◆ REQUIREMENT:
From the entries that follow, copy exactly the lines beginning at the line holding "v_m = 6120.6 m/s" and continuing through the line holding "## Conductivity of the perfect crystal".

◆ GIVEN RECORDS:
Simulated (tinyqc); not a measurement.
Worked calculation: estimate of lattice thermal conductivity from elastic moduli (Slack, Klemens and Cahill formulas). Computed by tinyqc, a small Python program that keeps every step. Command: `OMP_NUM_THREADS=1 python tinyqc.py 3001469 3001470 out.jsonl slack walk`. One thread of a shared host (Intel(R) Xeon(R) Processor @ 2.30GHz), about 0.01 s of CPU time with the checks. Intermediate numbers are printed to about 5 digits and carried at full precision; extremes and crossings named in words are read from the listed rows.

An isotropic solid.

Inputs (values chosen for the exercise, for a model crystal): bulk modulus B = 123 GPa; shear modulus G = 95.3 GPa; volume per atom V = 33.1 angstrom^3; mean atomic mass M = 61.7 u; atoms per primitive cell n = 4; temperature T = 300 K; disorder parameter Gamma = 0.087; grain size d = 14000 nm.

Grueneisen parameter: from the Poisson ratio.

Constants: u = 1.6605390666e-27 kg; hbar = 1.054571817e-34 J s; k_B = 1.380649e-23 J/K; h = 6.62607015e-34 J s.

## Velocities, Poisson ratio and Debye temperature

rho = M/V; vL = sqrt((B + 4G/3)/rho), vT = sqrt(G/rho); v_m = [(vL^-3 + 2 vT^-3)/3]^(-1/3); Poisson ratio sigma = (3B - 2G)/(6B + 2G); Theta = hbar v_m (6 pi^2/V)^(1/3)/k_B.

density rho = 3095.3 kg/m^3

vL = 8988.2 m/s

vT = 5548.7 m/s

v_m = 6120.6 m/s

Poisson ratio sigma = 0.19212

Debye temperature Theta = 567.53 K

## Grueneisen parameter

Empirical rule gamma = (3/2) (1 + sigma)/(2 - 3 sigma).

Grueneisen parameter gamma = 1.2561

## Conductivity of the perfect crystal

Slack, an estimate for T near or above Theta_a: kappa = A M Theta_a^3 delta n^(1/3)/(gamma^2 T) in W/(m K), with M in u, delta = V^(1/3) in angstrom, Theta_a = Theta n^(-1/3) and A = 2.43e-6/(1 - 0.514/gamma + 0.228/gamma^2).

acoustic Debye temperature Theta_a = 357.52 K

◆ RESPONSE BOX:
v_m = 6120.6 m/s

Poisson ratio sigma = 0.19212

Debye temperature Theta = 567.53 K

## Grueneisen parameter

Empirical rule gamma = (3/2) (1 + sigma)/(2 - 3 sigma).

Grueneisen parameter gamma = 1.2561

## Conductivity of the perfect crystal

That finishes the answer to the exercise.